▶ [EXERCISE DATA]:
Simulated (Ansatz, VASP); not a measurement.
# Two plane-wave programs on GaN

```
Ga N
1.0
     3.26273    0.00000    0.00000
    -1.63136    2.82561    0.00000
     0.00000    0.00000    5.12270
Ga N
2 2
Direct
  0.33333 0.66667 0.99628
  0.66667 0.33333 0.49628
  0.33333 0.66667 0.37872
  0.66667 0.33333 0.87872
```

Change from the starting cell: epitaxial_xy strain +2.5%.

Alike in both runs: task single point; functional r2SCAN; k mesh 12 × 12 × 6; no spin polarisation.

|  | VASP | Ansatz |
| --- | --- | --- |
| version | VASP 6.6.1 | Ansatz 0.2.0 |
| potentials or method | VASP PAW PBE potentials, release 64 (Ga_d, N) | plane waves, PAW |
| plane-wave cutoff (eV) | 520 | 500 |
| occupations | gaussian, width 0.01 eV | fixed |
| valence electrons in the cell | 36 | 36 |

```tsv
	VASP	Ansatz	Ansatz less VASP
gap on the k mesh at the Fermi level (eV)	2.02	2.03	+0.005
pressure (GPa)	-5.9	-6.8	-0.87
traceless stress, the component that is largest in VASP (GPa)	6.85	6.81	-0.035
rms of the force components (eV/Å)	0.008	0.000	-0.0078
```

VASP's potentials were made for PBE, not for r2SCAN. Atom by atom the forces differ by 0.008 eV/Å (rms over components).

▶ [BRIEF]: Reproduce exactly the lines of the records above from the one with "VASP | Ansatz |" to the one with "eV | fixed |", both included, and leave out everything else.

▶ [TASK RESPONSE]:
|  | VASP | Ansatz |
| --- | --- | --- |
| version | VASP 6.6.1 | Ansatz 0.2.0 |
| potentials or method | VASP PAW PBE potentials, release 64 (Ga_d, N) | plane waves, PAW |
| plane-wave cutoff (eV) | 520 | 500 |
| occupations | gaussian, width 0.01 eV | fixed |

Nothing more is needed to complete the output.